Work task >>
Below this sentence is a listing; return exactly its lines from the one with "# Deprotonation sites of trimethylborane" to the one with "Deprotonation enthalpy (ΔH), Gas-phase", both kept, and nothing more.

Dataset records >>
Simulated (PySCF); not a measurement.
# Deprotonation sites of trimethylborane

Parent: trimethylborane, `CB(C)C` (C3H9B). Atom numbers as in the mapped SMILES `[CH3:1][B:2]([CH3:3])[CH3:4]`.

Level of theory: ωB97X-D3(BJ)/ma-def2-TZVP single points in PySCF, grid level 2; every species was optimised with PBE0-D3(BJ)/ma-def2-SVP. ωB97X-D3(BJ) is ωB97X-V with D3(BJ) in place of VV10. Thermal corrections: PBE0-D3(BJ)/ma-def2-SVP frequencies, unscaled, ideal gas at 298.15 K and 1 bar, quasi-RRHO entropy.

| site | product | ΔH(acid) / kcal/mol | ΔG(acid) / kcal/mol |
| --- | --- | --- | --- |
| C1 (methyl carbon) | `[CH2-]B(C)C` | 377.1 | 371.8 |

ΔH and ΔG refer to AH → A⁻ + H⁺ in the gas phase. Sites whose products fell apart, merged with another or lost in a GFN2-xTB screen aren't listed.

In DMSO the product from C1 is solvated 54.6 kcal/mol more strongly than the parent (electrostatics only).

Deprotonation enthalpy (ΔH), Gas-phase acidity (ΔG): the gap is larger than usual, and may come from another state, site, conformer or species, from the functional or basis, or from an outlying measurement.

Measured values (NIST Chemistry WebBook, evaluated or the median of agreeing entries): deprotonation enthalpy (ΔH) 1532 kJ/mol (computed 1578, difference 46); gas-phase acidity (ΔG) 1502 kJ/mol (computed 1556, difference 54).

Expected answer >>
# Deprotonation sites of trimethylborane

Parent: trimethylborane, `CB(C)C` (C3H9B). Atom numbers as in the mapped SMILES `[CH3:1][B:2]([CH3:3])[CH3:4]`.

Level of theory: ωB97X-D3(BJ)/ma-def2-TZVP single points in PySCF, grid level 2; every species was optimised with PBE0-D3(BJ)/ma-def2-SVP. ωB97X-D3(BJ) is ωB97X-V with D3(BJ) in place of VV10. Thermal corrections: PBE0-D3(BJ)/ma-def2-SVP frequencies, unscaled, ideal gas at 298.15 K and 1 bar, quasi-RRHO entropy.

| site | product | ΔH(acid) / kcal/mol | ΔG(acid) / kcal/mol |
| --- | --- | --- | --- |
| C1 (methyl carbon) | `[CH2-]B(C)C` | 377.1 | 371.8 |

ΔH and ΔG refer to AH → A⁻ + H⁺ in the gas phase. Sites whose products fell apart, merged with another or lost in a GFN2-xTB screen aren't listed.

In DMSO the product from C1 is solvated 54.6 kcal/mol more strongly than the parent (electrostatics only).

Deprotonation enthalpy (ΔH), Gas-phase acidity (ΔG): the gap is larger than usual, and may come from another state, site, conformer or species, from the functional or basis, or from an outlying measurement.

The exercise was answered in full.